►
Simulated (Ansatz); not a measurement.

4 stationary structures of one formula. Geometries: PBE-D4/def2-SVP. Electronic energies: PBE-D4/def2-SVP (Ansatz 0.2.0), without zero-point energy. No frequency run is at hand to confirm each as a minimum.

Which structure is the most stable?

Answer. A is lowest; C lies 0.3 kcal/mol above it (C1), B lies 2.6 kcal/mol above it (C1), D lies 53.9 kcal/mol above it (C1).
◄

▸ **Task item**
Everything from the line with "4 stationary structures" through the line with "Which structure is the most stable?" should be written out exactly as it appears above, end lines included, and nothing outside that range.

▸ **Reply**
4 stationary structures of one formula. Geometries: PBE-D4/def2-SVP. Electronic energies: PBE-D4/def2-SVP (Ansatz 0.2.0), without zero-point energy. No frequency run is at hand to confirm each as a minimum.

Which structure is the most stable?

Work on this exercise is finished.